━━━
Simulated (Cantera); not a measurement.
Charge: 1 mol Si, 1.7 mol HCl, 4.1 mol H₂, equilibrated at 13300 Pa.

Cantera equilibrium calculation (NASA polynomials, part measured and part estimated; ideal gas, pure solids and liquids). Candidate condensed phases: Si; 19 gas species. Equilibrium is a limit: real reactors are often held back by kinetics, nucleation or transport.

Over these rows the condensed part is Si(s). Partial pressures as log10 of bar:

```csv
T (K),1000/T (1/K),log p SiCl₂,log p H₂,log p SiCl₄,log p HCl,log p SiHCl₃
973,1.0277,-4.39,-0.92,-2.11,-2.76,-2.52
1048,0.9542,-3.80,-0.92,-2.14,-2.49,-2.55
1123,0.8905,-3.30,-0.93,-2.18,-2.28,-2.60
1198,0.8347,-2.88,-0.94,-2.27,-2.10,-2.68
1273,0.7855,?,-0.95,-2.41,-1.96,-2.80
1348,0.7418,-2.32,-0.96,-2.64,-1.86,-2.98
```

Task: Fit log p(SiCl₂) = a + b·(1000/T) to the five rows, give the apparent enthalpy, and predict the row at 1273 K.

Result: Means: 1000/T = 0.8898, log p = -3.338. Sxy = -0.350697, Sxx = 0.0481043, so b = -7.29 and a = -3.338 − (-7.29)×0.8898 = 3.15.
━━━

Print exactly the lines above from the one with "Over these rows" to the one with "Task: Fit log", including both.

Over these rows the condensed part is Si(s). Partial pressures as log10 of bar:

```csv
T (K),1000/T (1/K),log p SiCl₂,log p H₂,log p SiCl₄,log p HCl,log p SiHCl₃
973,1.0277,-4.39,-0.92,-2.11,-2.76,-2.52
1048,0.9542,-3.80,-0.92,-2.14,-2.49,-2.55
1123,0.8905,-3.30,-0.93,-2.18,-2.28,-2.60
1198,0.8347,-2.88,-0.94,-2.27,-2.10,-2.68
1273,0.7855,?,-0.95,-2.41,-1.96,-2.80
1348,0.7418,-2.32,-0.96,-2.64,-1.86,-2.98
```

Task: Fit log p(SiCl₂) = a + b·(1000/T) to the five rows, give the apparent enthalpy, and predict the row at 1273 K.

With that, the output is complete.